- - - - -
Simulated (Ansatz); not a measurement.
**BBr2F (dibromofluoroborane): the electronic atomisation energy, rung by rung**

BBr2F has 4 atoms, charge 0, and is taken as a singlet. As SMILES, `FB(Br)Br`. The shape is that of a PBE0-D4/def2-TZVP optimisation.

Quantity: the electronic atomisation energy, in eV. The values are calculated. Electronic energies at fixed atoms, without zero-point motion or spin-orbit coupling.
- - - - -

Print the full listing verbatim. Leave nothing out.

Simulated (Ansatz); not a measurement.
**BBr2F (dibromofluoroborane): the electronic atomisation energy, rung by rung**

BBr2F has 4 atoms, charge 0, and is taken as a singlet. As SMILES, `FB(Br)Br`. The shape is that of a PBE0-D4/def2-TZVP optimisation.

Quantity: the electronic atomisation energy, in eV. The values are calculated. Electronic energies at fixed atoms, without zero-point motion or spin-orbit coupling.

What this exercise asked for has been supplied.